= Exercise =
Write down, unchanged, the entries from the first line through the line holding "Several settings changed". Include no other line.

= Provided information =
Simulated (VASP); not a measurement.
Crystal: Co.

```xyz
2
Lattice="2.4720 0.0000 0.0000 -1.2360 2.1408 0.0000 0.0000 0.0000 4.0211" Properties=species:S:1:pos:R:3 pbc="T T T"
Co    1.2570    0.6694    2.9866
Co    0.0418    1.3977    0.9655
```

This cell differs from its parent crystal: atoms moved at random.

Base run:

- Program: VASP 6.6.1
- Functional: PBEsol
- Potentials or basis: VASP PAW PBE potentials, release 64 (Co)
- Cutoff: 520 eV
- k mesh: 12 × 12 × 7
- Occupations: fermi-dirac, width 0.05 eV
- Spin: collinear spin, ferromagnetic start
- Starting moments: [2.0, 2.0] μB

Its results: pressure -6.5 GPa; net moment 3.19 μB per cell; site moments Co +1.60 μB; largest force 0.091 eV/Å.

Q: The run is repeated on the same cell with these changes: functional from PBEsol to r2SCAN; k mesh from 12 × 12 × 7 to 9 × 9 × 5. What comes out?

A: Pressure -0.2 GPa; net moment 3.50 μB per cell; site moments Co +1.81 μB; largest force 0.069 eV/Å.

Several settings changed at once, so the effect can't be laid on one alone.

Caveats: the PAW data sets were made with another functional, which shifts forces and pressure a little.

= Your solution =
Simulated (VASP); not a measurement.
Crystal: Co.

```xyz
2
Lattice="2.4720 0.0000 0.0000 -1.2360 2.1408 0.0000 0.0000 0.0000 4.0211" Properties=species:S:1:pos:R:3 pbc="T T T"
Co    1.2570    0.6694    2.9866
Co    0.0418    1.3977    0.9655
```

This cell differs from its parent crystal: atoms moved at random.

Base run:

- Program: VASP 6.6.1
- Functional: PBEsol
- Potentials or basis: VASP PAW PBE potentials, release 64 (Co)
- Cutoff: 520 eV
- k mesh: 12 × 12 × 7
- Occupations: fermi-dirac, width 0.05 eV
- Spin: collinear spin, ferromagnetic start
- Starting moments: [2.0, 2.0] μB

Its results: pressure -6.5 GPa; net moment 3.19 μB per cell; site moments Co +1.60 μB; largest force 0.091 eV/Å.

Q: The run is repeated on the same cell with these changes: functional from PBEsol to r2SCAN; k mesh from 12 × 12 × 7 to 9 × 9 × 5. What comes out?

A: Pressure -0.2 GPa; net moment 3.50 μB per cell; site moments Co +1.81 μB; largest force 0.069 eV/Å.

Several settings changed at once, so the effect can't be laid on one alone.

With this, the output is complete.